▸ DATASET EXTRACT
──────────────────────────────
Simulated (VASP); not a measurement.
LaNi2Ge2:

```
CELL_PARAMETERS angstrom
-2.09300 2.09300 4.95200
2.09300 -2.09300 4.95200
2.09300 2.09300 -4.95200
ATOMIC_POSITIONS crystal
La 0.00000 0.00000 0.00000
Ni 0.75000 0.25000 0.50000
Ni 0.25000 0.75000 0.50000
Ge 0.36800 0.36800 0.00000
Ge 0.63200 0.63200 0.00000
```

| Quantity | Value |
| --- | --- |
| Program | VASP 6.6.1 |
──────────────────────────────

Transcribe the full listing exactly, keeping every word as it is.

Simulated (VASP); not a measurement.
LaNi2Ge2:

```
CELL_PARAMETERS angstrom
-2.09300 2.09300 4.95200
2.09300 -2.09300 4.95200
2.09300 2.09300 -4.95200
ATOMIC_POSITIONS crystal
La 0.00000 0.00000 0.00000
Ni 0.75000 0.25000 0.50000
Ni 0.25000 0.75000 0.50000
Ge 0.36800 0.36800 0.00000
Ge 0.63200 0.63200 0.00000
```

| Quantity | Value |
| --- | --- |
| Program | VASP 6.6.1 |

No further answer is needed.